* RECORDS SHOWN
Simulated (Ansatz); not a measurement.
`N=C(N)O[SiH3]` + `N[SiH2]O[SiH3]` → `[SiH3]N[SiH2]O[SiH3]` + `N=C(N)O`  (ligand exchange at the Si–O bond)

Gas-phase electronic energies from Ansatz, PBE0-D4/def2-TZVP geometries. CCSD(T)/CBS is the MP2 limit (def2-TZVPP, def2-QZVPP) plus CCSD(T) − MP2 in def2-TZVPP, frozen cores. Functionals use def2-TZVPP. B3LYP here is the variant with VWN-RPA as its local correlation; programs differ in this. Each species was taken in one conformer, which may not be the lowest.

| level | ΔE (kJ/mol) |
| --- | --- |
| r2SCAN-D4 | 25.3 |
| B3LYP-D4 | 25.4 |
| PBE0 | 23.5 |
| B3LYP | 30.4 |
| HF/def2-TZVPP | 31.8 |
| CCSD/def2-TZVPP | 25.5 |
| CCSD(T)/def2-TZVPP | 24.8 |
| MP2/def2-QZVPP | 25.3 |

* BRIEF
Repeat the data in full. Nothing may be dropped or altered.

* WORKED SOLUTION
Simulated (Ansatz); not a measurement.
`N=C(N)O[SiH3]` + `N[SiH2]O[SiH3]` → `[SiH3]N[SiH2]O[SiH3]` + `N=C(N)O`  (ligand exchange at the Si–O bond)

Gas-phase electronic energies from Ansatz, PBE0-D4/def2-TZVP geometries. CCSD(T)/CBS is the MP2 limit (def2-TZVPP, def2-QZVPP) plus CCSD(T) − MP2 in def2-TZVPP, frozen cores. Functionals use def2-TZVPP. B3LYP here is the variant with VWN-RPA as its local correlation; programs differ in this. Each species was taken in one conformer, which may not be the lowest.

| level | ΔE (kJ/mol) |
| --- | --- |
| r2SCAN-D4 | 25.3 |
| B3LYP-D4 | 25.4 |
| PBE0 | 23.5 |
| B3LYP | 30.4 |
| HF/def2-TZVPP | 31.8 |
| CCSD/def2-TZVPP | 25.5 |
| CCSD(T)/def2-TZVPP | 24.8 |
| MP2/def2-QZVPP | 25.3 |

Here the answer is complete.